Entries supplied —
..........

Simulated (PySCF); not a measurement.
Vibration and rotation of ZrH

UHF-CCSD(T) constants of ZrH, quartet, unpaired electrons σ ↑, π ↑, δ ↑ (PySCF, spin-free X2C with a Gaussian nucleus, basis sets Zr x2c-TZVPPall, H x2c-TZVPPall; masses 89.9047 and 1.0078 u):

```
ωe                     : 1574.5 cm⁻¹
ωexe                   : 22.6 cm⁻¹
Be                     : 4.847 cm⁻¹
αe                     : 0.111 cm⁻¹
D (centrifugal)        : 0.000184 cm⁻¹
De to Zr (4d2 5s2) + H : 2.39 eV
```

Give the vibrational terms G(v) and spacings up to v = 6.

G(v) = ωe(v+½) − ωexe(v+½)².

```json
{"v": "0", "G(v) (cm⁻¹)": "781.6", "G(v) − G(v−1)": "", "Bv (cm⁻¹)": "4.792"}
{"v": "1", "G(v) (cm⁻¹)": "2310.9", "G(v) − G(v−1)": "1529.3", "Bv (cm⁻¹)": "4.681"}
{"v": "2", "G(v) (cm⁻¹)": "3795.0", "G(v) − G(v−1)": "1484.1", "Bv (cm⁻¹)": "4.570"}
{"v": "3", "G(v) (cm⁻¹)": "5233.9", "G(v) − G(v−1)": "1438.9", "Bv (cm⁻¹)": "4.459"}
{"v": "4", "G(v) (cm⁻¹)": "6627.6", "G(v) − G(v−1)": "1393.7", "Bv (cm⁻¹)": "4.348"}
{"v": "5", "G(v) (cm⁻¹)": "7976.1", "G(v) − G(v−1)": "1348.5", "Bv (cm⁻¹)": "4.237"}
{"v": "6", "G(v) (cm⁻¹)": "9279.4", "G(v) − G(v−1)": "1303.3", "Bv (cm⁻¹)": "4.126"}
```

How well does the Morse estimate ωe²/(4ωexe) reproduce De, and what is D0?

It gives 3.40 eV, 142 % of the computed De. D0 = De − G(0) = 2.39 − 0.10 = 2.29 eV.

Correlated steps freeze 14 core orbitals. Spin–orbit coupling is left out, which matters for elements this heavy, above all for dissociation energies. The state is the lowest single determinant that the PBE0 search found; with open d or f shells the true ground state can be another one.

..........

Work request —
Begin at the line above that has "Give the vibrational" and stop after the line that has "It gives 3.40", copying each line exactly and adding nothing else.

Your solution —
Give the vibrational terms G(v) and spacings up to v = 6.

G(v) = ωe(v+½) − ωexe(v+½)².

```json
{"v": "0", "G(v) (cm⁻¹)": "781.6", "G(v) − G(v−1)": "", "Bv (cm⁻¹)": "4.792"}
{"v": "1", "G(v) (cm⁻¹)": "2310.9", "G(v) − G(v−1)": "1529.3", "Bv (cm⁻¹)": "4.681"}
{"v": "2", "G(v) (cm⁻¹)": "3795.0", "G(v) − G(v−1)": "1484.1", "Bv (cm⁻¹)": "4.570"}
{"v": "3", "G(v) (cm⁻¹)": "5233.9", "G(v) − G(v−1)": "1438.9", "Bv (cm⁻¹)": "4.459"}
{"v": "4", "G(v) (cm⁻¹)": "6627.6", "G(v) − G(v−1)": "1393.7", "Bv (cm⁻¹)": "4.348"}
{"v": "5", "G(v) (cm⁻¹)": "7976.1", "G(v) − G(v−1)": "1348.5", "Bv (cm⁻¹)": "4.237"}
{"v": "6", "G(v) (cm⁻¹)": "9279.4", "G(v) − G(v−1)": "1303.3", "Bv (cm⁻¹)": "4.126"}
```

How well does the Morse estimate ωe²/(4ωexe) reproduce De, and what is D0?

It gives 3.40 eV, 142 % of the computed De. D0 = De − G(0) = 2.39 − 0.10 = 2.29 eV.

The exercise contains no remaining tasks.